(DATASET EXCERPTS Opens)

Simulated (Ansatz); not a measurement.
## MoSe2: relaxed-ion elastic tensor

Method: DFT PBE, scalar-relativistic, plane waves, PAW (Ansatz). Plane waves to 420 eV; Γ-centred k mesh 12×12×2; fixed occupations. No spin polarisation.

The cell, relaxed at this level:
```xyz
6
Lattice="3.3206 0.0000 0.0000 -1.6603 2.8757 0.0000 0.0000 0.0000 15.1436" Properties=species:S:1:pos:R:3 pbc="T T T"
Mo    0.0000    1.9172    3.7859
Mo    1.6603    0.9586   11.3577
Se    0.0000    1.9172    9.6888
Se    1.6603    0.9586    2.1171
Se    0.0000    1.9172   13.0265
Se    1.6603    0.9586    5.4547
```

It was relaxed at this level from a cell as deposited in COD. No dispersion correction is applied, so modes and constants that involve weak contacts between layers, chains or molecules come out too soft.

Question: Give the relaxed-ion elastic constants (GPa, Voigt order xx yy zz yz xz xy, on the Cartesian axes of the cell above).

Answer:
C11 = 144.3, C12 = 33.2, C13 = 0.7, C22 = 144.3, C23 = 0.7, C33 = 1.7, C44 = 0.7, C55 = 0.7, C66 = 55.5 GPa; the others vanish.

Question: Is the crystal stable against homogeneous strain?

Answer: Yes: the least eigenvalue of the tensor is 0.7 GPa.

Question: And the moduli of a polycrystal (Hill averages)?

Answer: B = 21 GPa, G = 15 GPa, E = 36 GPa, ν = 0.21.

(DATASET EXCERPTS Closes)

(ASSIGNMENT) Exact reproduction is required: output the lines from the start of the entries above through the line with "Question: And the".

(YOUR SOLUTION)
Simulated (Ansatz); not a measurement.
## MoSe2: relaxed-ion elastic tensor

Method: DFT PBE, scalar-relativistic, plane waves, PAW (Ansatz). Plane waves to 420 eV; Γ-centred k mesh 12×12×2; fixed occupations. No spin polarisation.

The cell, relaxed at this level:
```xyz
6
Lattice="3.3206 0.0000 0.0000 -1.6603 2.8757 0.0000 0.0000 0.0000 15.1436" Properties=species:S:1:pos:R:3 pbc="T T T"
Mo    0.0000    1.9172    3.7859
Mo    1.6603    0.9586   11.3577
Se    0.0000    1.9172    9.6888
Se    1.6603    0.9586    2.1171
Se    0.0000    1.9172   13.0265
Se    1.6603    0.9586    5.4547
```

It was relaxed at this level from a cell as deposited in COD. No dispersion correction is applied, so modes and constants that involve weak contacts between layers, chains or molecules come out too soft.

Question: Give the relaxed-ion elastic constants (GPa, Voigt order xx yy zz yz xz xy, on the Cartesian axes of the cell above).

Answer:
C11 = 144.3, C12 = 33.2, C13 = 0.7, C22 = 144.3, C23 = 0.7, C33 = 1.7, C44 = 0.7, C55 = 0.7, C66 = 55.5 GPa; the others vanish.

Question: Is the crystal stable against homogeneous strain?

Answer: Yes: the least eigenvalue of the tensor is 0.7 GPa.

Question: And the moduli of a polycrystal (Hill averages)?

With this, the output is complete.